## Action item
Retype word for word the lines of the data below, from the first to the one bearing "the relaxation end?", with that one included.

## Material supplied
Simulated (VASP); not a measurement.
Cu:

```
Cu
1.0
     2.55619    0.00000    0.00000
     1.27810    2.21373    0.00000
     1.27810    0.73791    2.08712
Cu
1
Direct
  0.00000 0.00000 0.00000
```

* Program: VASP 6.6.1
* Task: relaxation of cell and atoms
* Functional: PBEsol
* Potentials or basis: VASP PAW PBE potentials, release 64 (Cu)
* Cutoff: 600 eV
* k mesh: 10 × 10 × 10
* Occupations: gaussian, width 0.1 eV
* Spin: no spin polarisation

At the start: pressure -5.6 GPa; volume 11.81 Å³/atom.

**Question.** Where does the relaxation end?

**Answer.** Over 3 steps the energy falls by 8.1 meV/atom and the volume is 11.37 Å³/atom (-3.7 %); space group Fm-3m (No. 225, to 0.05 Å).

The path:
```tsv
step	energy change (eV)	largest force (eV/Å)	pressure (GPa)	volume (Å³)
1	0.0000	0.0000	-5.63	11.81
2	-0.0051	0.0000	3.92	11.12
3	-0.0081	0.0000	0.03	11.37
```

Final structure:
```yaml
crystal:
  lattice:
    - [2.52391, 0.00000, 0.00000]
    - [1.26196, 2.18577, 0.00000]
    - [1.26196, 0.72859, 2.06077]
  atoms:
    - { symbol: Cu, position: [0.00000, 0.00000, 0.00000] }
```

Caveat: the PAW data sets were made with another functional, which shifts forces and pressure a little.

## Problem solution
Simulated (VASP); not a measurement.
Cu:

```
Cu
1.0
     2.55619    0.00000    0.00000
     1.27810    2.21373    0.00000
     1.27810    0.73791    2.08712
Cu
1
Direct
  0.00000 0.00000 0.00000
```

* Program: VASP 6.6.1
* Task: relaxation of cell and atoms
* Functional: PBEsol
* Potentials or basis: VASP PAW PBE potentials, release 64 (Cu)
* Cutoff: 600 eV
* k mesh: 10 × 10 × 10
* Occupations: gaussian, width 0.1 eV
* Spin: no spin polarisation

At the start: pressure -5.6 GPa; volume 11.81 Å³/atom.

**Question.** Where does the relaxation end?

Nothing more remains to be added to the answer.